- [Extracted data]:
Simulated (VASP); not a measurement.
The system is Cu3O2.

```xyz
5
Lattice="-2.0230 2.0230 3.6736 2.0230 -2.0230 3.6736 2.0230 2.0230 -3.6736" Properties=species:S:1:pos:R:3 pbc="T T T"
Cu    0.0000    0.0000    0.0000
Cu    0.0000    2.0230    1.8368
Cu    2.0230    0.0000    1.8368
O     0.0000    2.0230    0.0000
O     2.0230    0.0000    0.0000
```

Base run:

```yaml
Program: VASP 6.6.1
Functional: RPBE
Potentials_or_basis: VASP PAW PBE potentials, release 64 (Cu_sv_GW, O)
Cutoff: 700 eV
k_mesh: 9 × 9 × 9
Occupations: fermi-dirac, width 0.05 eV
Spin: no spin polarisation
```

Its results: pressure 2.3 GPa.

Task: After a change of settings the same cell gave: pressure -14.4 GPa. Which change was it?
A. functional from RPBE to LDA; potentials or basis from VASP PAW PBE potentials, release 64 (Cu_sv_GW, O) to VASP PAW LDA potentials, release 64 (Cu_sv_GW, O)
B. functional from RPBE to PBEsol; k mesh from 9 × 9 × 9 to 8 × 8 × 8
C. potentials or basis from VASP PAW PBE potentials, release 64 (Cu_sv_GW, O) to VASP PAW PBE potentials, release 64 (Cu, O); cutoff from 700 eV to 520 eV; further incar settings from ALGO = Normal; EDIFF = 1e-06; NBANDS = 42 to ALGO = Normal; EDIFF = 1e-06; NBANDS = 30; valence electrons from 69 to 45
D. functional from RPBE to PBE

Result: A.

- [Assigned task]: Reproduce only the lines from the top of the material through the one bearing "Task: After a", each exactly as it stands.

- [Response box]:
Simulated (VASP); not a measurement.
The system is Cu3O2.

```xyz
5
Lattice="-2.0230 2.0230 3.6736 2.0230 -2.0230 3.6736 2.0230 2.0230 -3.6736" Properties=species:S:1:pos:R:3 pbc="T T T"
Cu    0.0000    0.0000    0.0000
Cu    0.0000    2.0230    1.8368
Cu    2.0230    0.0000    1.8368
O     0.0000    2.0230    0.0000
O     2.0230    0.0000    0.0000
```

Base run:

```yaml
Program: VASP 6.6.1
Functional: RPBE
Potentials_or_basis: VASP PAW PBE potentials, release 64 (Cu_sv_GW, O)
Cutoff: 700 eV
k_mesh: 9 × 9 × 9
Occupations: fermi-dirac, width 0.05 eV
Spin: no spin polarisation
```

Its results: pressure 2.3 GPa.

Task: After a change of settings the same cell gave: pressure -14.4 GPa. Which change was it?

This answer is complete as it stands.